EXERCISE:
Repeat exactly, and only, the lines below starting at the line that contains "The pressure is" and ending at the line that contains "It took 28 s", inclusive of both.

┌──
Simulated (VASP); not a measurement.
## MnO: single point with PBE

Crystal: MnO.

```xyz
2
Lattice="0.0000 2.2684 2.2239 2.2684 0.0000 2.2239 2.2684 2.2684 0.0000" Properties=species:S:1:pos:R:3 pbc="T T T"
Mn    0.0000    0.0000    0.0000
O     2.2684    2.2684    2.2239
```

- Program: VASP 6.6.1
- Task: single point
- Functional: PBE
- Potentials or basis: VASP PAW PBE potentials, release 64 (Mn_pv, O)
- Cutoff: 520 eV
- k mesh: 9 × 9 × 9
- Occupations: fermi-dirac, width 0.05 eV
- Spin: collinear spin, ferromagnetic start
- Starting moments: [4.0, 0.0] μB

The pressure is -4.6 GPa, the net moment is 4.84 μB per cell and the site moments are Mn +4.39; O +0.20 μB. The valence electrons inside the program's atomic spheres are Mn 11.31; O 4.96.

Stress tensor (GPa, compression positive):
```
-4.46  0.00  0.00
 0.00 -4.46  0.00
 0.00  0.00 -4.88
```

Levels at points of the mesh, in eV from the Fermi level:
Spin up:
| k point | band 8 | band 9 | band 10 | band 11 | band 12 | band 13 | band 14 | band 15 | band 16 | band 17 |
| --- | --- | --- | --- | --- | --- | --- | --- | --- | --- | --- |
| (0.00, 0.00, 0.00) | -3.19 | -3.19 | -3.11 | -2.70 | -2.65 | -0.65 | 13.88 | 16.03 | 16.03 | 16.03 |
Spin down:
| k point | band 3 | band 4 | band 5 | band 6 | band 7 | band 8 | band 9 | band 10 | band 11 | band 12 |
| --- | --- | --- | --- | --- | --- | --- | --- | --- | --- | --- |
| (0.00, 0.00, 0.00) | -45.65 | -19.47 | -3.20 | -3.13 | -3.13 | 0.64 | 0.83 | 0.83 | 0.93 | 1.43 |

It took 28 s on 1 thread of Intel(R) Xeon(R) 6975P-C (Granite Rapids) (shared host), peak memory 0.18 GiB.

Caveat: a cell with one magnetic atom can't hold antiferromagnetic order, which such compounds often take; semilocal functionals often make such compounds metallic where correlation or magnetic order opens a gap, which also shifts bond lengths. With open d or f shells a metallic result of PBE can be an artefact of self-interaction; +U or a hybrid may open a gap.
└──

RESPONSE AREA:
The pressure is -4.6 GPa, the net moment is 4.84 μB per cell and the site moments are Mn +4.39; O +0.20 μB. The valence electrons inside the program's atomic spheres are Mn 11.31; O 4.96.

Stress tensor (GPa, compression positive):
```
-4.46  0.00  0.00
 0.00 -4.46  0.00
 0.00  0.00 -4.88
```

Levels at points of the mesh, in eV from the Fermi level:
Spin up:
| k point | band 8 | band 9 | band 10 | band 11 | band 12 | band 13 | band 14 | band 15 | band 16 | band 17 |
| --- | --- | --- | --- | --- | --- | --- | --- | --- | --- | --- |
| (0.00, 0.00, 0.00) | -3.19 | -3.19 | -3.11 | -2.70 | -2.65 | -0.65 | 13.88 | 16.03 | 16.03 | 16.03 |
Spin down:
| k point | band 3 | band 4 | band 5 | band 6 | band 7 | band 8 | band 9 | band 10 | band 11 | band 12 |
| --- | --- | --- | --- | --- | --- | --- | --- | --- | --- | --- |
| (0.00, 0.00, 0.00) | -45.65 | -19.47 | -3.20 | -3.13 | -3.13 | 0.64 | 0.83 | 0.83 | 0.93 | 1.43 |

It took 28 s on 1 thread of Intel(R) Xeon(R) 6975P-C (Granite Rapids) (shared host), peak memory 0.18 GiB.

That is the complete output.